INFORMATION GIVEN >>
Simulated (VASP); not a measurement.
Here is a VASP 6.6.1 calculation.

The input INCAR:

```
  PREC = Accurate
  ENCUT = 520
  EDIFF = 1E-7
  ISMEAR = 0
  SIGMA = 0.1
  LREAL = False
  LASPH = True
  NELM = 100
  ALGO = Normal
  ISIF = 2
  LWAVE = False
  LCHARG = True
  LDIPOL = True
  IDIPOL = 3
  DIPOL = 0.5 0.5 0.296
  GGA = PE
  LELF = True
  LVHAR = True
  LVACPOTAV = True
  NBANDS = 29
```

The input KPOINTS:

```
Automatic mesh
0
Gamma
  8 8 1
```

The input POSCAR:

BRIEF >> Using the material above, write out each entry again with nothing changed.

REPLY >>
Simulated (VASP); not a measurement.
Here is a VASP 6.6.1 calculation.

The input INCAR:

```
  PREC = Accurate
  ENCUT = 520
  EDIFF = 1E-7
  ISMEAR = 0
  SIGMA = 0.1
  LREAL = False
  LASPH = True
  NELM = 100
  ALGO = Normal
  ISIF = 2
  LWAVE = False
  LCHARG = True
  LDIPOL = True
  IDIPOL = 3
  DIPOL = 0.5 0.5 0.296
  GGA = PE
  LELF = True
  LVHAR = True
  LVACPOTAV = True
  NBANDS = 29
```

The input KPOINTS:

```
Automatic mesh
0
Gamma
  8 8 1
```

The input POSCAR:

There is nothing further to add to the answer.